- ASSIGNED TASK
Each record must be retyped word for word.

------
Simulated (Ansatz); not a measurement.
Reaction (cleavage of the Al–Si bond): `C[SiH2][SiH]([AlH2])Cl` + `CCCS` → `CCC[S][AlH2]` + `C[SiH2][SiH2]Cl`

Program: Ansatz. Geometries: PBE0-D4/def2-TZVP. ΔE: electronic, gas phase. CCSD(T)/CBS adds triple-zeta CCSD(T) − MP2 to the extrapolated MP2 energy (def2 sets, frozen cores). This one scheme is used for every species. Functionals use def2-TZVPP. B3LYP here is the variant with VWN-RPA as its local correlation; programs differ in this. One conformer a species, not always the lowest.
------

- EXPECTED ANSWER
Simulated (Ansatz); not a measurement.
Reaction (cleavage of the Al–Si bond): `C[SiH2][SiH]([AlH2])Cl` + `CCCS` → `CCC[S][AlH2]` + `C[SiH2][SiH2]Cl`

Program: Ansatz. Geometries: PBE0-D4/def2-TZVP. ΔE: electronic, gas phase. CCSD(T)/CBS adds triple-zeta CCSD(T) − MP2 to the extrapolated MP2 energy (def2 sets, frozen cores). This one scheme is used for every species. Functionals use def2-TZVPP. B3LYP here is the variant with VWN-RPA as its local correlation; programs differ in this. One conformer a species, not always the lowest.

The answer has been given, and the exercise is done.